# Data listing
......

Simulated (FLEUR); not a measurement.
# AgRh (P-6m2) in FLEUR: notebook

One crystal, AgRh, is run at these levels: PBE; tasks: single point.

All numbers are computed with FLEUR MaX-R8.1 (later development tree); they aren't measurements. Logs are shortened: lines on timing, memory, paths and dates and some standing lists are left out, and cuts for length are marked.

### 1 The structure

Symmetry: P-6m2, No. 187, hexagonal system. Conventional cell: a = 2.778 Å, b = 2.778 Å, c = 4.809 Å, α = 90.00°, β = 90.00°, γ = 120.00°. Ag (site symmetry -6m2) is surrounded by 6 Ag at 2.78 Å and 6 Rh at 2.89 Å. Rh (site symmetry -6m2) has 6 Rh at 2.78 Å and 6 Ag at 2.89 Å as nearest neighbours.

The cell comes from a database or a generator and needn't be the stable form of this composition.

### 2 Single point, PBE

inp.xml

......

# Action item
Only an exact copy of the listing above, from its first line up to and including the line with "### 2 Single point, PBE", counts as the answer.

# Task output
Simulated (FLEUR); not a measurement.
# AgRh (P-6m2) in FLEUR: notebook

One crystal, AgRh, is run at these levels: PBE; tasks: single point.

All numbers are computed with FLEUR MaX-R8.1 (later development tree); they aren't measurements. Logs are shortened: lines on timing, memory, paths and dates and some standing lists are left out, and cuts for length are marked.

### 1 The structure

Symmetry: P-6m2, No. 187, hexagonal system. Conventional cell: a = 2.778 Å, b = 2.778 Å, c = 4.809 Å, α = 90.00°, β = 90.00°, γ = 120.00°. Ag (site symmetry -6m2) is surrounded by 6 Ag at 2.78 Å and 6 Rh at 2.89 Å. Rh (site symmetry -6m2) has 6 Rh at 2.78 Å and 6 Ag at 2.89 Å as nearest neighbours.

The cell comes from a database or a generator and needn't be the stable form of this composition.

### 2 Single point, PBE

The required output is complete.